§ **Input data**:
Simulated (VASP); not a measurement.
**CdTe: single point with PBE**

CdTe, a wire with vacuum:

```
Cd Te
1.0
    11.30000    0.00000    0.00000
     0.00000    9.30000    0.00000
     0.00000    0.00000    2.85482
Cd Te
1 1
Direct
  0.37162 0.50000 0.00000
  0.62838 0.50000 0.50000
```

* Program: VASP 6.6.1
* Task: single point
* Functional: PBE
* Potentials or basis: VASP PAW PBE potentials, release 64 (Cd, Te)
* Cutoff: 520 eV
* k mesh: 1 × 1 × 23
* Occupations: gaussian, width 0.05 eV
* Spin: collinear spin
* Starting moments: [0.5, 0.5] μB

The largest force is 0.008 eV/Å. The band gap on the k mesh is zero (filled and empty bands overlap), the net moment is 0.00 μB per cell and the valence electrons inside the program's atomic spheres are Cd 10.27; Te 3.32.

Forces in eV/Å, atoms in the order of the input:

§ **Action item**:
With the line holding "Cutoff: 520 eV" as the first and the line holding "The largest force" as the last, set down that range of the entries above exactly, and nothing else.

§ **Result**:
* Cutoff: 520 eV
* k mesh: 1 × 1 × 23
* Occupations: gaussian, width 0.05 eV
* Spin: collinear spin
* Starting moments: [0.5, 0.5] μB

The largest force is 0.008 eV/Å. The band gap on the k mesh is zero (filled and empty bands overlap), the net moment is 0.00 μB per cell and the valence electrons inside the program's atomic spheres are Cd 10.27; Te 3.32.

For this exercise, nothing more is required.